━━ INFORMATION SHOWN

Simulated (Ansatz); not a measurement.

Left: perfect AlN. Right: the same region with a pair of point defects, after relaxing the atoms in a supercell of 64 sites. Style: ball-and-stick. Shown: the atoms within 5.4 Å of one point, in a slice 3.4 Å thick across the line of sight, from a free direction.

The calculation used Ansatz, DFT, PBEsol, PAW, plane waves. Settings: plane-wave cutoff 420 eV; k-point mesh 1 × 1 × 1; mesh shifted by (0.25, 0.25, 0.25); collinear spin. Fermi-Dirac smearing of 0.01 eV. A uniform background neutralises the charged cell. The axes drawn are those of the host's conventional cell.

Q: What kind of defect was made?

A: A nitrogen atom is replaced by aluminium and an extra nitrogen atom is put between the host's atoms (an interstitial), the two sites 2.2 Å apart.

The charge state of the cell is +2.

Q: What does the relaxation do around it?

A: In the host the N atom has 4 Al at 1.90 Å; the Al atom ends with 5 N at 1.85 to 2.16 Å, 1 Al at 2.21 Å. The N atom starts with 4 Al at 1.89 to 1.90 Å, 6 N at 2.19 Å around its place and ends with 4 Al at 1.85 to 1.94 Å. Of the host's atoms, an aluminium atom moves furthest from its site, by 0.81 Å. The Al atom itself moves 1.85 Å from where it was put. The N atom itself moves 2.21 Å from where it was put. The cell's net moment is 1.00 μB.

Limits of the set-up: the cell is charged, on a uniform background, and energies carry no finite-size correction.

━━━━

The lines of the data, from the first through the one containing "Left: perfect AlN.", are to be transcribed exactly.

Simulated (Ansatz); not a measurement.

Left: perfect AlN. Right: the same region with a pair of point defects, after relaxing the atoms in a supercell of 64 sites. Style: ball-and-stick. Shown: the atoms within 5.4 Å of one point, in a slice 3.4 Å thick across the line of sight, from a free direction.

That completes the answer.